→ **Dataset content**:
══════

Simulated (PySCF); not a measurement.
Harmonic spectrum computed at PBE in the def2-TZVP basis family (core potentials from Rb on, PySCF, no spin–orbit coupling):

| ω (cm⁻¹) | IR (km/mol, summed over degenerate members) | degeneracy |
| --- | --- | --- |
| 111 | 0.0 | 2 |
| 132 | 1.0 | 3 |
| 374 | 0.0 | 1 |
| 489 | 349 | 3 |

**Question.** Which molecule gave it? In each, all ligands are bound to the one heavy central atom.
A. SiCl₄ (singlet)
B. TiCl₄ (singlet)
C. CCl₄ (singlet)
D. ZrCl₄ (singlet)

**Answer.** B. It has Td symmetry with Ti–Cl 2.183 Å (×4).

══════

What you return must be an exact retyping of the lines above starting at the line with "111 | 0.0 | 2 |" and ending at the line with "D. ZrCl₄ (singlet)", and nothing besides.

| 111 | 0.0 | 2 |
| 132 | 1.0 | 3 |
| 374 | 0.0 | 1 |
| 489 | 349 | 3 |

**Question.** Which molecule gave it? In each, all ligands are bound to the one heavy central atom.
A. SiCl₄ (singlet)
B. TiCl₄ (singlet)
C. CCl₄ (singlet)
D. ZrCl₄ (singlet)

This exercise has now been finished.